Output only the lines from the start of the entries through the line holding "by what steps?". Each line must match the original exactly.

----- Data extracts -----

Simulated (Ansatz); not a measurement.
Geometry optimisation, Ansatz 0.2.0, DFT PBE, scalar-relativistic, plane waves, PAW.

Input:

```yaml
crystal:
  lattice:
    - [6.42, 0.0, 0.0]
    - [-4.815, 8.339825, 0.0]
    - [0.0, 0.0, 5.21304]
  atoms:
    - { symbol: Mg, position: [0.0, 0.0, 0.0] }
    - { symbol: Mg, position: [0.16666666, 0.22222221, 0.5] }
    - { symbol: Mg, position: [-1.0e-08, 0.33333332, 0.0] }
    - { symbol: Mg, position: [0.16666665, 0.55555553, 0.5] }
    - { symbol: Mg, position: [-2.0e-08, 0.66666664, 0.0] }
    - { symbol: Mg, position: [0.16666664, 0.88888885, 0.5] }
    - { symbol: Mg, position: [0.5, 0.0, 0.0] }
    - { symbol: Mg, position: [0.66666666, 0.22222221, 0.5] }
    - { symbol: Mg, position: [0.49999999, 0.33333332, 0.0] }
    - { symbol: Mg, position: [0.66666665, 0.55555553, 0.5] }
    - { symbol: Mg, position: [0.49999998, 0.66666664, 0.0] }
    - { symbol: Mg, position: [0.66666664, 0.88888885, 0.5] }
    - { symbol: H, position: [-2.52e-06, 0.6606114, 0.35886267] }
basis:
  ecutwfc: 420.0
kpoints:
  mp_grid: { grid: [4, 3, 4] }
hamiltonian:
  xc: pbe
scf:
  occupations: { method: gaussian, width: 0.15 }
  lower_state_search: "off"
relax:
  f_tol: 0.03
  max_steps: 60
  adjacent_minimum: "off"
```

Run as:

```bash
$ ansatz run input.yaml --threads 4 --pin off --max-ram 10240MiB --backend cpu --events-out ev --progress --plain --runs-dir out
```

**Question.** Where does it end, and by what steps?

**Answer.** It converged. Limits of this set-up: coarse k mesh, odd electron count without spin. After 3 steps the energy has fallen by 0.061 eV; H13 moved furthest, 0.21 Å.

-----

* Exercise solution:
Simulated (Ansatz); not a measurement.
Geometry optimisation, Ansatz 0.2.0, DFT PBE, scalar-relativistic, plane waves, PAW.

Input:

```yaml
crystal:
  lattice:
    - [6.42, 0.0, 0.0]
    - [-4.815, 8.339825, 0.0]
    - [0.0, 0.0, 5.21304]
  atoms:
    - { symbol: Mg, position: [0.0, 0.0, 0.0] }
    - { symbol: Mg, position: [0.16666666, 0.22222221, 0.5] }
    - { symbol: Mg, position: [-1.0e-08, 0.33333332, 0.0] }
    - { symbol: Mg, position: [0.16666665, 0.55555553, 0.5] }
    - { symbol: Mg, position: [-2.0e-08, 0.66666664, 0.0] }
    - { symbol: Mg, position: [0.16666664, 0.88888885, 0.5] }
    - { symbol: Mg, position: [0.5, 0.0, 0.0] }
    - { symbol: Mg, position: [0.66666666, 0.22222221, 0.5] }
    - { symbol: Mg, position: [0.49999999, 0.33333332, 0.0] }
    - { symbol: Mg, position: [0.66666665, 0.55555553, 0.5] }
    - { symbol: Mg, position: [0.49999998, 0.66666664, 0.0] }
    - { symbol: Mg, position: [0.66666664, 0.88888885, 0.5] }
    - { symbol: H, position: [-2.52e-06, 0.6606114, 0.35886267] }
basis:
  ecutwfc: 420.0
kpoints:
  mp_grid: { grid: [4, 3, 4] }
hamiltonian:
  xc: pbe
scf:
  occupations: { method: gaussian, width: 0.15 }
  lower_state_search: "off"
relax:
  f_tol: 0.03
  max_steps: 60
  adjacent_minimum: "off"
```

Run as:

```bash
$ ansatz run input.yaml --threads 4 --pin off --max-ram 10240MiB --backend cpu --events-out ev --progress --plain --runs-dir out
```

**Question.** Where does it end, and by what steps?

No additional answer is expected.